Please restate, word for word, the lines below that begin at the one with "H9 | +0.05 |" and end at the one with "Question: What volume". Leave out all other lines.

DATASET ENTRIES =>
++++++++

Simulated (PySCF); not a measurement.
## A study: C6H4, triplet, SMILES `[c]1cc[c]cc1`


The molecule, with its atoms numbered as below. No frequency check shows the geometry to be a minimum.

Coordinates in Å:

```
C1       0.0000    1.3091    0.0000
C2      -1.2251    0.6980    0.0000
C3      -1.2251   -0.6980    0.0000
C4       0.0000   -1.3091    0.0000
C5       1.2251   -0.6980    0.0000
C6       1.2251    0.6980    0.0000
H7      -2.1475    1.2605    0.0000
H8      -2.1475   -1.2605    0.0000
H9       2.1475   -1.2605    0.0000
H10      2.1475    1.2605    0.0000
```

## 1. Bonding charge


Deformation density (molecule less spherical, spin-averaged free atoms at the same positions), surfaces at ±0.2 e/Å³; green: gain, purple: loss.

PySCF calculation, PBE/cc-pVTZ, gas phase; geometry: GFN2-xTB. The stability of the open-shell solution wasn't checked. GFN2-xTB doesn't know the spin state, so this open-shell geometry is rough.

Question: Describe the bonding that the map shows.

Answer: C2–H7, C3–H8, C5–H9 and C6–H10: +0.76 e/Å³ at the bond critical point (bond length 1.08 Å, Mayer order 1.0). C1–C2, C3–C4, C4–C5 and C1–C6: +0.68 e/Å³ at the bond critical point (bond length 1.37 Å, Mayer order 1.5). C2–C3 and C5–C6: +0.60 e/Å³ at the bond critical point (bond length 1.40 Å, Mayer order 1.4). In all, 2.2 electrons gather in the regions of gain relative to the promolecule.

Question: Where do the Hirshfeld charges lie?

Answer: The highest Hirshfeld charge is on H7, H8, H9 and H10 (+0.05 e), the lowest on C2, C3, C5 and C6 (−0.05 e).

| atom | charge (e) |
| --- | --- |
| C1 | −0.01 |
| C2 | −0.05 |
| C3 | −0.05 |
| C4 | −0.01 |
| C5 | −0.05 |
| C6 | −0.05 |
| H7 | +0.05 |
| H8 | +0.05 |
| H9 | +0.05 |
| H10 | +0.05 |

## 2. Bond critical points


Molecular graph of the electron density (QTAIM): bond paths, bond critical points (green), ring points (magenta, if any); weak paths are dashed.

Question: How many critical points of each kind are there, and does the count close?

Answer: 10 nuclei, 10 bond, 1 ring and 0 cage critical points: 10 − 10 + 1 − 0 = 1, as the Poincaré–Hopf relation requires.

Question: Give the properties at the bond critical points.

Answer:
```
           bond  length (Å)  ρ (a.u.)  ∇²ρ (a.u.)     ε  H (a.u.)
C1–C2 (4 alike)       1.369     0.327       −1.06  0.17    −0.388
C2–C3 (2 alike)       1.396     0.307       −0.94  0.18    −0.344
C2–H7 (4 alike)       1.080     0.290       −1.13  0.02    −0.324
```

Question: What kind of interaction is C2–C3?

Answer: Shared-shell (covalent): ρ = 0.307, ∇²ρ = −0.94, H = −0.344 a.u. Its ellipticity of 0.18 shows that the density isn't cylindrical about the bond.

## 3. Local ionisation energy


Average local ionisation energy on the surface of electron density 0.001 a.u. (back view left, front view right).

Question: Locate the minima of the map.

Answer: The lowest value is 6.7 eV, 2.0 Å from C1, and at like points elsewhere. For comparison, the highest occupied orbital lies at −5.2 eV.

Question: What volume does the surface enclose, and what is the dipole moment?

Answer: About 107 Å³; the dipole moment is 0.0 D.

++++++++

SOLUTION =>
| H9 | +0.05 |
| H10 | +0.05 |

## 2. Bond critical points


Molecular graph of the electron density (QTAIM): bond paths, bond critical points (green), ring points (magenta, if any); weak paths are dashed.

Question: How many critical points of each kind are there, and does the count close?

Answer: 10 nuclei, 10 bond, 1 ring and 0 cage critical points: 10 − 10 + 1 − 0 = 1, as the Poincaré–Hopf relation requires.

Question: Give the properties at the bond critical points.

Answer:
```
           bond  length (Å)  ρ (a.u.)  ∇²ρ (a.u.)     ε  H (a.u.)
C1–C2 (4 alike)       1.369     0.327       −1.06  0.17    −0.388
C2–C3 (2 alike)       1.396     0.307       −0.94  0.18    −0.344
C2–H7 (4 alike)       1.080     0.290       −1.13  0.02    −0.324
```

Question: What kind of interaction is C2–C3?

Answer: Shared-shell (covalent): ρ = 0.307, ∇²ρ = −0.94, H = −0.344 a.u. Its ellipticity of 0.18 shows that the density isn't cylindrical about the bond.

## 3. Local ionisation energy


Average local ionisation energy on the surface of electron density 0.001 a.u. (back view left, front view right).

Question: Locate the minima of the map.

Answer: The lowest value is 6.7 eV, 2.0 Å from C1, and at like points elsewhere. For comparison, the highest occupied orbital lies at −5.2 eV.

Question: What volume does the surface enclose, and what is the dipole moment?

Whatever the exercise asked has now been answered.